▶ _INFORMATION PROVIDED_
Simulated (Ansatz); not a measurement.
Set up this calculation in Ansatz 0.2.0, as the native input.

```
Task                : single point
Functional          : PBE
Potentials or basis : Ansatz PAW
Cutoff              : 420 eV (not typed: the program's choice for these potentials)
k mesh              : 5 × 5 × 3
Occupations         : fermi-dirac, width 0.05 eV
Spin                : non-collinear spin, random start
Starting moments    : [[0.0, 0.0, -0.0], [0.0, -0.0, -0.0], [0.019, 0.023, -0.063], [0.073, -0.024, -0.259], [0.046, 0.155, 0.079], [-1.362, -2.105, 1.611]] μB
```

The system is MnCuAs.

▶ _WORK ITEM_
Line by line, retype all the entries exactly as they are shown.

▶ _SOLUTION_
Simulated (Ansatz); not a measurement.
Set up this calculation in Ansatz 0.2.0, as the native input.

```
Task                : single point
Functional          : PBE
Potentials or basis : Ansatz PAW
Cutoff              : 420 eV (not typed: the program's choice for these potentials)
k mesh              : 5 × 5 × 3
Occupations         : fermi-dirac, width 0.05 eV
Spin                : non-collinear spin, random start
Starting moments    : [[0.0, 0.0, -0.0], [0.0, -0.0, -0.0], [0.019, 0.023, -0.063], [0.073, -0.024, -0.259], [0.046, 0.155, 0.079], [-1.362, -2.105, 1.611]] μB
```

The system is MnCuAs.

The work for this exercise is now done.